### Work item
Each record below needs to be retyped exactly.

**** Supplied material ****

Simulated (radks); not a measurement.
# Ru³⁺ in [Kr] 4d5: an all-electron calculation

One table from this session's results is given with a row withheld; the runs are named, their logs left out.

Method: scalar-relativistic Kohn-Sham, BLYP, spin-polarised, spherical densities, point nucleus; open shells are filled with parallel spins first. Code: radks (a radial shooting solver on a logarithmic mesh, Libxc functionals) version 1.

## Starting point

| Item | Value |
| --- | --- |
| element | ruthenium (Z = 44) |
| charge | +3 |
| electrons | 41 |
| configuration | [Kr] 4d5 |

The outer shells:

****

### Written answer
Simulated (radks); not a measurement.
# Ru³⁺ in [Kr] 4d5: an all-electron calculation

One table from this session's results is given with a row withheld; the runs are named, their logs left out.

Method: scalar-relativistic Kohn-Sham, BLYP, spin-polarised, spherical densities, point nucleus; open shells are filled with parallel spins first. Code: radks (a radial shooting solver on a logarithmic mesh, Libxc functionals) version 1.

## Starting point

| Item | Value |
| --- | --- |
| element | ruthenium (Z = 44) |
| charge | +3 |
| electrons | 41 |
| configuration | [Kr] 4d5 |

The outer shells:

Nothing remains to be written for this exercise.